──────── INFORMATION PROVIDED
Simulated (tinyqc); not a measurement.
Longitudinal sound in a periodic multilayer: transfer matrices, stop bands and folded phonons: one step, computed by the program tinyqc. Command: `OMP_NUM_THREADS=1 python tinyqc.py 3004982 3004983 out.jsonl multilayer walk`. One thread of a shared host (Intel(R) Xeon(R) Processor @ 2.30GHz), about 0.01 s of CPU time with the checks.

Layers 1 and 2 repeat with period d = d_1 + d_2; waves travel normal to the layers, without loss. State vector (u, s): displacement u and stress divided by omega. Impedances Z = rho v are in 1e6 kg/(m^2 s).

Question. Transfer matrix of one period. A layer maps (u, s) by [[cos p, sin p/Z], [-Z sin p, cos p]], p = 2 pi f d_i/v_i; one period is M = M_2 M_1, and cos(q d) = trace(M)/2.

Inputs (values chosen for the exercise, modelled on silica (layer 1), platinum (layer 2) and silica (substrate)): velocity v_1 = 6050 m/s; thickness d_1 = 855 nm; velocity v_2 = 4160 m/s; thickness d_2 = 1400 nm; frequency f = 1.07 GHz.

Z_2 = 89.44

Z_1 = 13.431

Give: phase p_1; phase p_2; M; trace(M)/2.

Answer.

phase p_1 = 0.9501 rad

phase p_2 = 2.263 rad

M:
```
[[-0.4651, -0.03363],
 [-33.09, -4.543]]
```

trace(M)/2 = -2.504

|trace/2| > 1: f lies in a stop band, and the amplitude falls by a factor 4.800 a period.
────────────────

* **WORK REQUEST**
Begin at the first line of the entries above and copy every line exactly, ending with the line that contains "trace(M)/2 = -2.504".

* **WORKED SOLUTION**
Simulated (tinyqc); not a measurement.
Longitudinal sound in a periodic multilayer: transfer matrices, stop bands and folded phonons: one step, computed by the program tinyqc. Command: `OMP_NUM_THREADS=1 python tinyqc.py 3004982 3004983 out.jsonl multilayer walk`. One thread of a shared host (Intel(R) Xeon(R) Processor @ 2.30GHz), about 0.01 s of CPU time with the checks.

Layers 1 and 2 repeat with period d = d_1 + d_2; waves travel normal to the layers, without loss. State vector (u, s): displacement u and stress divided by omega. Impedances Z = rho v are in 1e6 kg/(m^2 s).

Question. Transfer matrix of one period. A layer maps (u, s) by [[cos p, sin p/Z], [-Z sin p, cos p]], p = 2 pi f d_i/v_i; one period is M = M_2 M_1, and cos(q d) = trace(M)/2.

Inputs (values chosen for the exercise, modelled on silica (layer 1), platinum (layer 2) and silica (substrate)): velocity v_1 = 6050 m/s; thickness d_1 = 855 nm; velocity v_2 = 4160 m/s; thickness d_2 = 1400 nm; frequency f = 1.07 GHz.

Z_2 = 89.44

Z_1 = 13.431

Give: phase p_1; phase p_2; M; trace(M)/2.

Answer.

phase p_1 = 0.9501 rad

phase p_2 = 2.263 rad

M:
```
[[-0.4651, -0.03363],
 [-33.09, -4.543]]
```

trace(M)/2 = -2.504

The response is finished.